Assignment:
Up to and including the line containing "Frontier orbital energies", retype each line of the listing below exactly, beginning with the first.

Data supplied:
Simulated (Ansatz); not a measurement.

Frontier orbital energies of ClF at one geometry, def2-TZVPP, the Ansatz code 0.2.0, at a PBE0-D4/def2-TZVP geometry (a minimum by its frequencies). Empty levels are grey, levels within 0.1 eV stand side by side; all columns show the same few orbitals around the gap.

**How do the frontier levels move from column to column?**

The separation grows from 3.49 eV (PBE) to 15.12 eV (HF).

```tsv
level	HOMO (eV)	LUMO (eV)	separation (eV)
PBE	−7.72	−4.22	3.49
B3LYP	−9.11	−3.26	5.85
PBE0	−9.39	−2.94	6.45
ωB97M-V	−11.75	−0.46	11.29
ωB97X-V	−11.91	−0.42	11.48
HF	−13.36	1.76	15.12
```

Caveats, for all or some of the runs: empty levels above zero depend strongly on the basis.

Exercise response:
Simulated (Ansatz); not a measurement.

Frontier orbital energies of ClF at one geometry, def2-TZVPP, the Ansatz code 0.2.0, at a PBE0-D4/def2-TZVP geometry (a minimum by its frequencies). Empty levels are grey, levels within 0.1 eV stand side by side; all columns show the same few orbitals around the gap.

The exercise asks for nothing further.